**Work task:**
Once the line containing "Quantum ESPRESSO 7.5." is found in the entries below, reproduce it and every line after it, stopping at and including the line containing "## (3) Work function, PW91"; reproduce nothing else, and keep each line exact.

**Stored data:**
============================================================

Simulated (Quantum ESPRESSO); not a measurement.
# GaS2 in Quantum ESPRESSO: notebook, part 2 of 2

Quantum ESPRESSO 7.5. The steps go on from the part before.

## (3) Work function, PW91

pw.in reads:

============================================================

**Task solution:**
Quantum ESPRESSO 7.5. The steps go on from the part before.

## (3) Work function, PW91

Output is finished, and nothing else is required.